## [Work order]
Your job is to reproduce all of the data exactly.

· · · · · · ·
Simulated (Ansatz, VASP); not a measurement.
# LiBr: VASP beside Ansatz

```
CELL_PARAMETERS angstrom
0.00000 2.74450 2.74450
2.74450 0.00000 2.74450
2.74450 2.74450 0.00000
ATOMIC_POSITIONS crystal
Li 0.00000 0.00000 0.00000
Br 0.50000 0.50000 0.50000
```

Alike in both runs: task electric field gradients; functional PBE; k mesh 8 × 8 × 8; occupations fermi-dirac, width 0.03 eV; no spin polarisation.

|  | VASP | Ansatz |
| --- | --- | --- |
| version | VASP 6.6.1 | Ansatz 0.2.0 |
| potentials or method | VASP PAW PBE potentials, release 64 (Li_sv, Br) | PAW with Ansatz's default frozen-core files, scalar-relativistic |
· · · · · · ·

## [Task result]
Simulated (Ansatz, VASP); not a measurement.
# LiBr: VASP beside Ansatz

```
CELL_PARAMETERS angstrom
0.00000 2.74450 2.74450
2.74450 0.00000 2.74450
2.74450 2.74450 0.00000
ATOMIC_POSITIONS crystal
Li 0.00000 0.00000 0.00000
Br 0.50000 0.50000 0.50000
```

Alike in both runs: task electric field gradients; functional PBE; k mesh 8 × 8 × 8; occupations fermi-dirac, width 0.03 eV; no spin polarisation.

|  | VASP | Ansatz |
| --- | --- | --- |
| version | VASP 6.6.1 | Ansatz 0.2.0 |
| potentials or method | VASP PAW PBE potentials, release 64 (Li_sv, Br) | PAW with Ansatz's default frozen-core files, scalar-relativistic |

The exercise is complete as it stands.